• _Material provided_:
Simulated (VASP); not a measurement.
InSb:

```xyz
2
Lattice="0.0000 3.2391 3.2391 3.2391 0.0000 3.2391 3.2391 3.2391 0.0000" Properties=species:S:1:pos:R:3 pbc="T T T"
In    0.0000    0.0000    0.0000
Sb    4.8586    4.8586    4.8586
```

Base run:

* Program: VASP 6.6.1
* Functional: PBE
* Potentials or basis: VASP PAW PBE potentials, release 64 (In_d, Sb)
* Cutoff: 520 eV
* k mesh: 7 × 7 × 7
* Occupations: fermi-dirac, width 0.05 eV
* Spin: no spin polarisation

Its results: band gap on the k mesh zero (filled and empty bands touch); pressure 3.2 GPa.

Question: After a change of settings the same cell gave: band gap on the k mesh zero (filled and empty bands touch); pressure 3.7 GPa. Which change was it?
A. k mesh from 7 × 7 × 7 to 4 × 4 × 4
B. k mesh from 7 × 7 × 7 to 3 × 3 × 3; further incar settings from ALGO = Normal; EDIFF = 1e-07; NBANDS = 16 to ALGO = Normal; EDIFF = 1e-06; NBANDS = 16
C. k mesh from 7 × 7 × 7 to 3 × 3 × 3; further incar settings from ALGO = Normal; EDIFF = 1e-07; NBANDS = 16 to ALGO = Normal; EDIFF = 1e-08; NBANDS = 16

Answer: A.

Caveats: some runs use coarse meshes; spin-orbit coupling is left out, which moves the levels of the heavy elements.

• _Work item_: Using the data above, transcribe the lines that run from the line with "width 0.05 eV" to the line with "A. k mesh from 7 × 7 × 7 to 4 × 4 × 4", both ends kept, and output nothing else.

• _Answer space_:
* Occupations: fermi-dirac, width 0.05 eV
* Spin: no spin polarisation

Its results: band gap on the k mesh zero (filled and empty bands touch); pressure 3.2 GPa.

Question: After a change of settings the same cell gave: band gap on the k mesh zero (filled and empty bands touch); pressure 3.7 GPa. Which change was it?
A. k mesh from 7 × 7 × 7 to 4 × 4 × 4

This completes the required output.